Dataset excerpts below:
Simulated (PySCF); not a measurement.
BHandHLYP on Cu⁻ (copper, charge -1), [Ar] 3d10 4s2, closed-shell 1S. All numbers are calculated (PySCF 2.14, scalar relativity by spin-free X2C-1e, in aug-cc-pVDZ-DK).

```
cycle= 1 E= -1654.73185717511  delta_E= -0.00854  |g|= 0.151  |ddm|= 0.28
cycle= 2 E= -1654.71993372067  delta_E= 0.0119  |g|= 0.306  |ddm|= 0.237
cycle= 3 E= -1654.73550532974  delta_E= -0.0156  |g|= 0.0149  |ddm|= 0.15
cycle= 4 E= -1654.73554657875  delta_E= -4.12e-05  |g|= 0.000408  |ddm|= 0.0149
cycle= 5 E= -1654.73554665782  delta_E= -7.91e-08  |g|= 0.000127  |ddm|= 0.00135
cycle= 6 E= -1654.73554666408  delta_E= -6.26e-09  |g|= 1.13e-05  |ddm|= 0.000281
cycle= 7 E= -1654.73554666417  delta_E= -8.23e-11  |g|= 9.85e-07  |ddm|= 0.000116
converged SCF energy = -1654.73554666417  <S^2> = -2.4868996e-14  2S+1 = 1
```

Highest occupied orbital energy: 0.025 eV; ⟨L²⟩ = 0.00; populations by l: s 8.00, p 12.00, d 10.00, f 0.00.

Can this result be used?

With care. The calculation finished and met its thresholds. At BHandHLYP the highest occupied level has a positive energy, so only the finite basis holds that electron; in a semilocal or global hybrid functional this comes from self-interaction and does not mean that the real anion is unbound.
End of Dataset excerpts.

* **Brief**:
An exact copy of every entry is the expected result.

* **Result**:
Simulated (PySCF); not a measurement.
BHandHLYP on Cu⁻ (copper, charge -1), [Ar] 3d10 4s2, closed-shell 1S. All numbers are calculated (PySCF 2.14, scalar relativity by spin-free X2C-1e, in aug-cc-pVDZ-DK).

```
cycle= 1 E= -1654.73185717511  delta_E= -0.00854  |g|= 0.151  |ddm|= 0.28
cycle= 2 E= -1654.71993372067  delta_E= 0.0119  |g|= 0.306  |ddm|= 0.237
cycle= 3 E= -1654.73550532974  delta_E= -0.0156  |g|= 0.0149  |ddm|= 0.15
cycle= 4 E= -1654.73554657875  delta_E= -4.12e-05  |g|= 0.000408  |ddm|= 0.0149
cycle= 5 E= -1654.73554665782  delta_E= -7.91e-08  |g|= 0.000127  |ddm|= 0.00135
cycle= 6 E= -1654.73554666408  delta_E= -6.26e-09  |g|= 1.13e-05  |ddm|= 0.000281
cycle= 7 E= -1654.73554666417  delta_E= -8.23e-11  |g|= 9.85e-07  |ddm|= 0.000116
converged SCF energy = -1654.73554666417  <S^2> = -2.4868996e-14  2S+1 = 1
```

Highest occupied orbital energy: 0.025 eV; ⟨L²⟩ = 0.00; populations by l: s 8.00, p 12.00, d 10.00, f 0.00.

Can this result be used?

With care. The calculation finished and met its thresholds. At BHandHLYP the highest occupied level has a positive energy, so only the finite basis holds that electron; in a semilocal or global hybrid functional this comes from self-interaction and does not mean that the real anion is unbound.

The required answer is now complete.